• Assigned task:
Nothing should be output except the lines from the top of the material below through the line that contains "Its settings: parameters.ngridk", each exactly as written.

• Record extracts:
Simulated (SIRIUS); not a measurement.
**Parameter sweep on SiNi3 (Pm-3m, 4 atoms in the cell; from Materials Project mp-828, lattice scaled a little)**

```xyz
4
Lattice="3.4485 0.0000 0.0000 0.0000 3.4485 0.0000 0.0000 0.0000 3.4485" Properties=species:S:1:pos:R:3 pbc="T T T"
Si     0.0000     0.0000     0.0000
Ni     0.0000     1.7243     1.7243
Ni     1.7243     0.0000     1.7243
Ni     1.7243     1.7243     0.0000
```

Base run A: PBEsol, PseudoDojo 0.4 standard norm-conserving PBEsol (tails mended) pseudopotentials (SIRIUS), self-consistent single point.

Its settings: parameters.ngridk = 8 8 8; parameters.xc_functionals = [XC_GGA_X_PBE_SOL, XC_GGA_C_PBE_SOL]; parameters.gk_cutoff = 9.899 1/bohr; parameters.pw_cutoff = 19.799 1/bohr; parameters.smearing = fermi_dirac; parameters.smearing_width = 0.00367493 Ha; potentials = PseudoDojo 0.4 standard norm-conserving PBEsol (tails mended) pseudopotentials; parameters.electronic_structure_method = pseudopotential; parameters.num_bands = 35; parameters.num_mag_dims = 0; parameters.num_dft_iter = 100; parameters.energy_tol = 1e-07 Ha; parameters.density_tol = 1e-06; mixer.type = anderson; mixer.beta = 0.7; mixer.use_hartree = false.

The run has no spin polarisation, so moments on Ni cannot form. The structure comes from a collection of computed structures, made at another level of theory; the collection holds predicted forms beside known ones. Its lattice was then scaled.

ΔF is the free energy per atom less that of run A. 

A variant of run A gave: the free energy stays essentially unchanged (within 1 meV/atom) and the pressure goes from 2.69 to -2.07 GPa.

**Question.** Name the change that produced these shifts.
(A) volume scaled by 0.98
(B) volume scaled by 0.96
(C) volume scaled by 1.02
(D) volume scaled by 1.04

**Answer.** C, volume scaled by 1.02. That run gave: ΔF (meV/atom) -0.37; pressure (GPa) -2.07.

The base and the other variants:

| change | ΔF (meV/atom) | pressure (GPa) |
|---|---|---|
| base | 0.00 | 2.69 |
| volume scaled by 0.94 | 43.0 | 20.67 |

• Your solution:
Simulated (SIRIUS); not a measurement.
**Parameter sweep on SiNi3 (Pm-3m, 4 atoms in the cell; from Materials Project mp-828, lattice scaled a little)**

```xyz
4
Lattice="3.4485 0.0000 0.0000 0.0000 3.4485 0.0000 0.0000 0.0000 3.4485" Properties=species:S:1:pos:R:3 pbc="T T T"
Si     0.0000     0.0000     0.0000
Ni     0.0000     1.7243     1.7243
Ni     1.7243     0.0000     1.7243
Ni     1.7243     1.7243     0.0000
```

Base run A: PBEsol, PseudoDojo 0.4 standard norm-conserving PBEsol (tails mended) pseudopotentials (SIRIUS), self-consistent single point.

Its settings: parameters.ngridk = 8 8 8; parameters.xc_functionals = [XC_GGA_X_PBE_SOL, XC_GGA_C_PBE_SOL]; parameters.gk_cutoff = 9.899 1/bohr; parameters.pw_cutoff = 19.799 1/bohr; parameters.smearing = fermi_dirac; parameters.smearing_width = 0.00367493 Ha; potentials = PseudoDojo 0.4 standard norm-conserving PBEsol (tails mended) pseudopotentials; parameters.electronic_structure_method = pseudopotential; parameters.num_bands = 35; parameters.num_mag_dims = 0; parameters.num_dft_iter = 100; parameters.energy_tol = 1e-07 Ha; parameters.density_tol = 1e-06; mixer.type = anderson; mixer.beta = 0.7; mixer.use_hartree = false.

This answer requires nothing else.